_TASK ITEM:_ From the opening line of the records through the line bearing "Potentials or basis: VASP", set down every line exactly.

_INPUT DATA:_
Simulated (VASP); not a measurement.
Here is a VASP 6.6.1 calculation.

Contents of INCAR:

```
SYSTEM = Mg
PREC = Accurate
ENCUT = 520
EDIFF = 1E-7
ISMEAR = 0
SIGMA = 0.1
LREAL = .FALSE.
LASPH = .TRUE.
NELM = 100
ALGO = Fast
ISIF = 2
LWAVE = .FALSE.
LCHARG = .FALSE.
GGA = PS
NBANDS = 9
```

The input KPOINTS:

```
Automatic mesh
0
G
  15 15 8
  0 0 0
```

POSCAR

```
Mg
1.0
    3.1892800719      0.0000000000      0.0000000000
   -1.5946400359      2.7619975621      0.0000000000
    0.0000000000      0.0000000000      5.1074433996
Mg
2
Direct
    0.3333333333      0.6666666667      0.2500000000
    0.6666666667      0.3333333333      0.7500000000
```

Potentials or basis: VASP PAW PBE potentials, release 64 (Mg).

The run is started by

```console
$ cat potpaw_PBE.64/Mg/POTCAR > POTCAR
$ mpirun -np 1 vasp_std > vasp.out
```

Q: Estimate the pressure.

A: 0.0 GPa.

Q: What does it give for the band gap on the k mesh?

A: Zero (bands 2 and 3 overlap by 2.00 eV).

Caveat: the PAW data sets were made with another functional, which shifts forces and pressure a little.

_EXERCISE ANSWER:_
Simulated (VASP); not a measurement.
Here is a VASP 6.6.1 calculation.

Contents of INCAR:

```
SYSTEM = Mg
PREC = Accurate
ENCUT = 520
EDIFF = 1E-7
ISMEAR = 0
SIGMA = 0.1
LREAL = .FALSE.
LASPH = .TRUE.
NELM = 100
ALGO = Fast
ISIF = 2
LWAVE = .FALSE.
LCHARG = .FALSE.
GGA = PS
NBANDS = 9
```

The input KPOINTS:

```
Automatic mesh
0
G
  15 15 8
  0 0 0
```

POSCAR

```
Mg
1.0
    3.1892800719      0.0000000000      0.0000000000
   -1.5946400359      2.7619975621      0.0000000000
    0.0000000000      0.0000000000      5.1074433996
Mg
2
Direct
    0.3333333333      0.6666666667      0.2500000000
    0.6666666667      0.3333333333      0.7500000000
```

Potentials or basis: VASP PAW PBE potentials, release 64 (Mg).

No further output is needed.